========

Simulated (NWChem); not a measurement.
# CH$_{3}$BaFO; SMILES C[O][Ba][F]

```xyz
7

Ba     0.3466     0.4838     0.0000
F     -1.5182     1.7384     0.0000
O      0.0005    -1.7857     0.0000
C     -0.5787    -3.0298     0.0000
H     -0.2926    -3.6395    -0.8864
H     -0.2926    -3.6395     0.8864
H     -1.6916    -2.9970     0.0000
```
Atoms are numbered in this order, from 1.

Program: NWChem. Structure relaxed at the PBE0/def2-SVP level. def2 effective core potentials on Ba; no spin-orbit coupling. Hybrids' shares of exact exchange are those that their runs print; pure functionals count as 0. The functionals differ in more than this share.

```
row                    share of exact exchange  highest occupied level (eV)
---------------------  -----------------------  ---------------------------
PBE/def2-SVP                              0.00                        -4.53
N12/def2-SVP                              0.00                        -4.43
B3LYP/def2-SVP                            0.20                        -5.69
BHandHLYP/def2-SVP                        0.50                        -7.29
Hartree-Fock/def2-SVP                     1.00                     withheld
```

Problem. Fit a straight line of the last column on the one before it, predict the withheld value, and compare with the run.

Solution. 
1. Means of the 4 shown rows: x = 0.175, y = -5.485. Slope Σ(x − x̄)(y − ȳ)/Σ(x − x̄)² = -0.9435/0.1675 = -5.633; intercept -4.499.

========

One exact transcript of the whole listing is the expected answer.

[Written answer]
Simulated (NWChem); not a measurement.
# CH$_{3}$BaFO; SMILES C[O][Ba][F]

```xyz
7

Ba     0.3466     0.4838     0.0000
F     -1.5182     1.7384     0.0000
O      0.0005    -1.7857     0.0000
C     -0.5787    -3.0298     0.0000
H     -0.2926    -3.6395    -0.8864
H     -0.2926    -3.6395     0.8864
H     -1.6916    -2.9970     0.0000
```
Atoms are numbered in this order, from 1.

Program: NWChem. Structure relaxed at the PBE0/def2-SVP level. def2 effective core potentials on Ba; no spin-orbit coupling. Hybrids' shares of exact exchange are those that their runs print; pure functionals count as 0. The functionals differ in more than this share.

```
row                    share of exact exchange  highest occupied level (eV)
---------------------  -----------------------  ---------------------------
PBE/def2-SVP                              0.00                        -4.53
N12/def2-SVP                              0.00                        -4.43
B3LYP/def2-SVP                            0.20                        -5.69
BHandHLYP/def2-SVP                        0.50                        -7.29
Hartree-Fock/def2-SVP                     1.00                     withheld
```

Problem. Fit a straight line of the last column on the one before it, predict the withheld value, and compare with the run.

Solution. 
1. Means of the 4 shown rows: x = 0.175, y = -5.485. Slope Σ(x − x̄)(y − ȳ)/Σ(x − x̄)² = -0.9435/0.1675 = -5.633; intercept -4.499.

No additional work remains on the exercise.